- - -

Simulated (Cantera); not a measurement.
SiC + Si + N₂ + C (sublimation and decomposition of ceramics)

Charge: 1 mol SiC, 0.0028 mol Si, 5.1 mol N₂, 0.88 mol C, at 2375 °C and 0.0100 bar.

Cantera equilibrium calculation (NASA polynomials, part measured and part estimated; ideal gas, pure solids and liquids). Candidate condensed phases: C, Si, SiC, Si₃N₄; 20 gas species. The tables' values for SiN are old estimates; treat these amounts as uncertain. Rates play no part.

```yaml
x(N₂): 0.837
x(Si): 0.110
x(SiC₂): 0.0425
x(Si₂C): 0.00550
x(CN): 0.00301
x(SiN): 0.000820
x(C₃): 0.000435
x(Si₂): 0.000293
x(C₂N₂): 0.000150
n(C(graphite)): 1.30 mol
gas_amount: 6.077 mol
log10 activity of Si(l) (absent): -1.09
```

- - -

Brief:
Every record, copied exactly, is the expected answer.

Task solution:
Simulated (Cantera); not a measurement.
SiC + Si + N₂ + C (sublimation and decomposition of ceramics)

Charge: 1 mol SiC, 0.0028 mol Si, 5.1 mol N₂, 0.88 mol C, at 2375 °C and 0.0100 bar.

Cantera equilibrium calculation (NASA polynomials, part measured and part estimated; ideal gas, pure solids and liquids). Candidate condensed phases: C, Si, SiC, Si₃N₄; 20 gas species. The tables' values for SiN are old estimates; treat these amounts as uncertain. Rates play no part.

```yaml
x(N₂): 0.837
x(Si): 0.110
x(SiC₂): 0.0425
x(Si₂C): 0.00550
x(CN): 0.00301
x(SiN): 0.000820
x(C₃): 0.000435
x(Si₂): 0.000293
x(C₂N₂): 0.000150
n(C(graphite)): 1.30 mol
gas_amount: 6.077 mol
log10 activity of Si(l) (absent): -1.09
```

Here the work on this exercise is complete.